[Exercise data — start]

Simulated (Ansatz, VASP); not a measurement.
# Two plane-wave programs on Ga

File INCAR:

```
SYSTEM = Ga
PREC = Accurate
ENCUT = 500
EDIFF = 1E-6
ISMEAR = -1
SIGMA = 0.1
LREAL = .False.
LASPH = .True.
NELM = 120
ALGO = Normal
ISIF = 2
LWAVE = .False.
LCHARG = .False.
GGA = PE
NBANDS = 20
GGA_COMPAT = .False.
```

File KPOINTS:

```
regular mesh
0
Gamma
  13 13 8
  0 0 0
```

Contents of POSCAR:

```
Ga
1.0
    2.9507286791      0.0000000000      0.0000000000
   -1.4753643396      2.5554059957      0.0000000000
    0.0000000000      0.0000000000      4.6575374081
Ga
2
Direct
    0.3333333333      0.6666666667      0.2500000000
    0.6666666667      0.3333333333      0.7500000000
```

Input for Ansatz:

[Exercise data — finish]

## [Exercise]
Each line in the listing needs to be copied exactly.

## [Worked solution]
Simulated (Ansatz, VASP); not a measurement.
# Two plane-wave programs on Ga

File INCAR:

```
SYSTEM = Ga
PREC = Accurate
ENCUT = 500
EDIFF = 1E-6
ISMEAR = -1
SIGMA = 0.1
LREAL = .False.
LASPH = .True.
NELM = 120
ALGO = Normal
ISIF = 2
LWAVE = .False.
LCHARG = .False.
GGA = PE
NBANDS = 20
GGA_COMPAT = .False.
```

File KPOINTS:

```
regular mesh
0
Gamma
  13 13 8
  0 0 0
```

Contents of POSCAR:

```
Ga
1.0
    2.9507286791      0.0000000000      0.0000000000
   -1.4753643396      2.5554059957      0.0000000000
    0.0000000000      0.0000000000      4.6575374081
Ga
2
Direct
    0.3333333333      0.6666666667      0.2500000000
    0.6666666667      0.3333333333      0.7500000000
```

Input for Ansatz:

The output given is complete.